■ ■ ■ ■ ■ ■ ■

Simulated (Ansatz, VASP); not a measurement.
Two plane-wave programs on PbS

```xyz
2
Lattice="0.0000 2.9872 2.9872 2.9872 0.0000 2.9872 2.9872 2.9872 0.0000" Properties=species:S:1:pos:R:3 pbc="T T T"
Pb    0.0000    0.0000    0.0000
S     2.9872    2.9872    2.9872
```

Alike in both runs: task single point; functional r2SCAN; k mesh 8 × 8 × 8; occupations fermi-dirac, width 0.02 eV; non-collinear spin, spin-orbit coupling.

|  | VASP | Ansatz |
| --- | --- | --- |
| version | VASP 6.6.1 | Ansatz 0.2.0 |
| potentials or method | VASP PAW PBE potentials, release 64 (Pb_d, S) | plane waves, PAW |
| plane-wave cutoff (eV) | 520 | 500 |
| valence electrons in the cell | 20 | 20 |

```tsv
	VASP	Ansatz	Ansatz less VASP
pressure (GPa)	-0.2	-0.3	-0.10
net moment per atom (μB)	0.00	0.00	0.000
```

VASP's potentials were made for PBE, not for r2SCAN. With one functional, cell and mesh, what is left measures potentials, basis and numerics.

■ ■ ■ ■ ■ ■ ■

Work instruction ->
Write the listing out again, word for word, in its entirety.

Expected answer ->
Simulated (Ansatz, VASP); not a measurement.
Two plane-wave programs on PbS

```xyz
2
Lattice="0.0000 2.9872 2.9872 2.9872 0.0000 2.9872 2.9872 2.9872 0.0000" Properties=species:S:1:pos:R:3 pbc="T T T"
Pb    0.0000    0.0000    0.0000
S     2.9872    2.9872    2.9872
```

Alike in both runs: task single point; functional r2SCAN; k mesh 8 × 8 × 8; occupations fermi-dirac, width 0.02 eV; non-collinear spin, spin-orbit coupling.

|  | VASP | Ansatz |
| --- | --- | --- |
| version | VASP 6.6.1 | Ansatz 0.2.0 |
| potentials or method | VASP PAW PBE potentials, release 64 (Pb_d, S) | plane waves, PAW |
| plane-wave cutoff (eV) | 520 | 500 |
| valence electrons in the cell | 20 | 20 |

```tsv
	VASP	Ansatz	Ansatz less VASP
pressure (GPa)	-0.2	-0.3	-0.10
net moment per atom (μB)	0.00	0.00	0.000
```

VASP's potentials were made for PBE, not for r2SCAN. With one functional, cell and mesh, what is left measures potentials, basis and numerics.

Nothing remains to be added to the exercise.